──────── Supplied information ────────

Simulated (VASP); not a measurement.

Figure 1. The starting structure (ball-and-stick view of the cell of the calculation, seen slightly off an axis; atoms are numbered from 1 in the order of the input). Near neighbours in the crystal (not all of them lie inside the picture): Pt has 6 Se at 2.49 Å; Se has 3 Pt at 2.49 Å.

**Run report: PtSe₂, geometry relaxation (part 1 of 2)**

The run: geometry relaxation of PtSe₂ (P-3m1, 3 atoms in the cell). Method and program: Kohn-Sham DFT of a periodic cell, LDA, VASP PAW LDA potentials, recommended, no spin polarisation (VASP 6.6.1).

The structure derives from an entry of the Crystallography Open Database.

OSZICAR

────────

# Requirement:
Repeat the material above exactly, beginning with its first line and ending with the line that holds "The structure derives", and leave out everything else.

# Written response:
Simulated (VASP); not a measurement.

Figure 1. The starting structure (ball-and-stick view of the cell of the calculation, seen slightly off an axis; atoms are numbered from 1 in the order of the input). Near neighbours in the crystal (not all of them lie inside the picture): Pt has 6 Se at 2.49 Å; Se has 3 Pt at 2.49 Å.

**Run report: PtSe₂, geometry relaxation (part 1 of 2)**

The run: geometry relaxation of PtSe₂ (P-3m1, 3 atoms in the cell). Method and program: Kohn-Sham DFT of a periodic cell, LDA, VASP PAW LDA potentials, recommended, no spin polarisation (VASP 6.6.1).

The structure derives from an entry of the Crystallography Open Database.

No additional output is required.